▶ **ASSIGNMENT**
Please repeat the listing exactly, starting at its first line and stopping after the line that contains "C. level LDA;".

··· SUPPLIED MATERIAL ···

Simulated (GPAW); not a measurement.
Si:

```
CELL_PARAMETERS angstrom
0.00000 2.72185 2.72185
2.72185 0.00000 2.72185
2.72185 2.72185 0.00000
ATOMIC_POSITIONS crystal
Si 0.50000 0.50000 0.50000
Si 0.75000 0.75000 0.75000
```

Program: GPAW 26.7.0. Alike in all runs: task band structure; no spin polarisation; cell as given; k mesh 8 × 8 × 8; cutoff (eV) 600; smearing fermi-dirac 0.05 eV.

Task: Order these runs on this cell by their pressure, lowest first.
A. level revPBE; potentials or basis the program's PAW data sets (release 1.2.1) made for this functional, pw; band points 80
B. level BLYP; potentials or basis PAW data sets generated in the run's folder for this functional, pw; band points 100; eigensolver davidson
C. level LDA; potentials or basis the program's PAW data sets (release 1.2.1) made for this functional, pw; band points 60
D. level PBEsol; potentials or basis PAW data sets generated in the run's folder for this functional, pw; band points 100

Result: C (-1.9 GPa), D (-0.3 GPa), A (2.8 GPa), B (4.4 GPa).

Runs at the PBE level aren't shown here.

···

▶ **EXERCISE RESULT**
Simulated (GPAW); not a measurement.
Si:

```
CELL_PARAMETERS angstrom
0.00000 2.72185 2.72185
2.72185 0.00000 2.72185
2.72185 2.72185 0.00000
ATOMIC_POSITIONS crystal
Si 0.50000 0.50000 0.50000
Si 0.75000 0.75000 0.75000
```

Program: GPAW 26.7.0. Alike in all runs: task band structure; no spin polarisation; cell as given; k mesh 8 × 8 × 8; cutoff (eV) 600; smearing fermi-dirac 0.05 eV.

Task: Order these runs on this cell by their pressure, lowest first.
A. level revPBE; potentials or basis the program's PAW data sets (release 1.2.1) made for this functional, pw; band points 80
B. level BLYP; potentials or basis PAW data sets generated in the run's folder for this functional, pw; band points 100; eigensolver davidson
C. level LDA; potentials or basis the program's PAW data sets (release 1.2.1) made for this functional, pw; band points 60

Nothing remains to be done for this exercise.